Work request
Output only the lines from the start of the entries through the line holding "129.8 | 57.3 |". Each line must match the original exactly.

[Given information — start]
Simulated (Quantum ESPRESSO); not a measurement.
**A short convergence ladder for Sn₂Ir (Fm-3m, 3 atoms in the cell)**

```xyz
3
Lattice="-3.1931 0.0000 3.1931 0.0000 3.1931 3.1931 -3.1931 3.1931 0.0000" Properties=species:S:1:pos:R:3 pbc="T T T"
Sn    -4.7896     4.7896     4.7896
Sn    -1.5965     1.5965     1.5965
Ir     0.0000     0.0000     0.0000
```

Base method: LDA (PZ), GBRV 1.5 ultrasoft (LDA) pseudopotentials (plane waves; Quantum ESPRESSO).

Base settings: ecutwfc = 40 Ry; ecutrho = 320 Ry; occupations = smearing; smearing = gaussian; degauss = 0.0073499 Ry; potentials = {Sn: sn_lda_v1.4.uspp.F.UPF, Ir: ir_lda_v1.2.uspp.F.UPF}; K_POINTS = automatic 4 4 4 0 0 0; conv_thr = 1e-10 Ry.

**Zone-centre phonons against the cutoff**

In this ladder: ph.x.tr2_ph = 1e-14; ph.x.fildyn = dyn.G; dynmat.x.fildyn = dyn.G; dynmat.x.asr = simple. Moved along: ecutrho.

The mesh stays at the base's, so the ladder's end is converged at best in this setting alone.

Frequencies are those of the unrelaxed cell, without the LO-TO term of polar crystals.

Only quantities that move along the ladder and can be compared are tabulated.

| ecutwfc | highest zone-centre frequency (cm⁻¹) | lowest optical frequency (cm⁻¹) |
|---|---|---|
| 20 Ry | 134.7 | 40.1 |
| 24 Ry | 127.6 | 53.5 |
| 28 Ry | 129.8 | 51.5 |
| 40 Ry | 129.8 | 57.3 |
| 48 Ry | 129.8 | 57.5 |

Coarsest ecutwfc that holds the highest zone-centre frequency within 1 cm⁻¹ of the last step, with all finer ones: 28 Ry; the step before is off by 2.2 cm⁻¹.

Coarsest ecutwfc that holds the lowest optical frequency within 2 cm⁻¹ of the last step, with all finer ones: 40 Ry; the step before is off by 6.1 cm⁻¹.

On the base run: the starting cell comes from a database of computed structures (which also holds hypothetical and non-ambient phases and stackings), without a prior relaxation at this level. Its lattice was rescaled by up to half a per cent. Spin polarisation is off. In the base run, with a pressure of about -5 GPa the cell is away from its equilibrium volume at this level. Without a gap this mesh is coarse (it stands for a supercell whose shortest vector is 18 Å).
[Given information — finish]

Answer area
Simulated (Quantum ESPRESSO); not a measurement.
**A short convergence ladder for Sn₂Ir (Fm-3m, 3 atoms in the cell)**

```xyz
3
Lattice="-3.1931 0.0000 3.1931 0.0000 3.1931 3.1931 -3.1931 3.1931 0.0000" Properties=species:S:1:pos:R:3 pbc="T T T"
Sn    -4.7896     4.7896     4.7896
Sn    -1.5965     1.5965     1.5965
Ir     0.0000     0.0000     0.0000
```

Base method: LDA (PZ), GBRV 1.5 ultrasoft (LDA) pseudopotentials (plane waves; Quantum ESPRESSO).

Base settings: ecutwfc = 40 Ry; ecutrho = 320 Ry; occupations = smearing; smearing = gaussian; degauss = 0.0073499 Ry; potentials = {Sn: sn_lda_v1.4.uspp.F.UPF, Ir: ir_lda_v1.2.uspp.F.UPF}; K_POINTS = automatic 4 4 4 0 0 0; conv_thr = 1e-10 Ry.

**Zone-centre phonons against the cutoff**

In this ladder: ph.x.tr2_ph = 1e-14; ph.x.fildyn = dyn.G; dynmat.x.fildyn = dyn.G; dynmat.x.asr = simple. Moved along: ecutrho.

The mesh stays at the base's, so the ladder's end is converged at best in this setting alone.

Frequencies are those of the unrelaxed cell, without the LO-TO term of polar crystals.

Only quantities that move along the ladder and can be compared are tabulated.

| ecutwfc | highest zone-centre frequency (cm⁻¹) | lowest optical frequency (cm⁻¹) |
|---|---|---|
| 20 Ry | 134.7 | 40.1 |
| 24 Ry | 127.6 | 53.5 |
| 28 Ry | 129.8 | 51.5 |
| 40 Ry | 129.8 | 57.3 |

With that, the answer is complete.